- Opening Delimiter -

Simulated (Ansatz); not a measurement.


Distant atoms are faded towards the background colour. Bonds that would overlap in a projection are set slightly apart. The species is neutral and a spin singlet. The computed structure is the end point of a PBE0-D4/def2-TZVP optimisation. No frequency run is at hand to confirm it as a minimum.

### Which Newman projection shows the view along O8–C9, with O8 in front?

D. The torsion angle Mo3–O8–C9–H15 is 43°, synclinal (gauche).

- Closing Delimiter -

**WORK ITEM**: Give again, word for word, every line of the listing above from the one with "Distant atoms are" to the one with "### Which Newman", both inclusive, and nothing beyond them.

**ANSWER AREA**:
Distant atoms are faded towards the background colour. Bonds that would overlap in a projection are set slightly apart. The species is neutral and a spin singlet. The computed structure is the end point of a PBE0-D4/def2-TZVP optimisation. No frequency run is at hand to confirm it as a minimum.

### Which Newman projection shows the view along O8–C9, with O8 in front?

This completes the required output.